Exercise |
Print the data below exactly, but only the lines from the one containing "Problem. List the" down to the one containing "Problem. And at", inclusive.

Dataset content |
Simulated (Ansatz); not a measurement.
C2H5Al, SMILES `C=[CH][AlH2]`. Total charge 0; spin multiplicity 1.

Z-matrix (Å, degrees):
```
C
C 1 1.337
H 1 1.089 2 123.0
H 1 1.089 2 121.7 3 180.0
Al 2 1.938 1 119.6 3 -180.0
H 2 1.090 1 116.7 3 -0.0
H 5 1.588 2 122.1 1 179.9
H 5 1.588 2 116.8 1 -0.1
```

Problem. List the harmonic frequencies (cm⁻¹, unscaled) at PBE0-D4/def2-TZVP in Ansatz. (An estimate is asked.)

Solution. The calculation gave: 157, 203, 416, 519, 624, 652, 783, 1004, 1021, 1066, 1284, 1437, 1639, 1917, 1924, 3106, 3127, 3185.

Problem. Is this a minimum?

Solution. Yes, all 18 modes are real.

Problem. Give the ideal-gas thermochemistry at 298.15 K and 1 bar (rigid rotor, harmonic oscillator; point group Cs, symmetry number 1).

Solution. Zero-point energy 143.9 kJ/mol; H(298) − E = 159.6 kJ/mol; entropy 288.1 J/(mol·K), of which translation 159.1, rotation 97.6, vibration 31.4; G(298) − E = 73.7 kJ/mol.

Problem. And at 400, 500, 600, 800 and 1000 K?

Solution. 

Answer space |
Problem. List the harmonic frequencies (cm⁻¹, unscaled) at PBE0-D4/def2-TZVP in Ansatz. (An estimate is asked.)

Solution. The calculation gave: 157, 203, 416, 519, 624, 652, 783, 1004, 1021, 1066, 1284, 1437, 1639, 1917, 1924, 3106, 3127, 3185.

Problem. Is this a minimum?

Solution. Yes, all 18 modes are real.

Problem. Give the ideal-gas thermochemistry at 298.15 K and 1 bar (rigid rotor, harmonic oscillator; point group Cs, symmetry number 1).

Solution. Zero-point energy 143.9 kJ/mol; H(298) − E = 159.6 kJ/mol; entropy 288.1 J/(mol·K), of which translation 159.1, rotation 97.6, vibration 31.4; G(298) − E = 73.7 kJ/mol.

Problem. And at 400, 500, 600, 800 and 1000 K?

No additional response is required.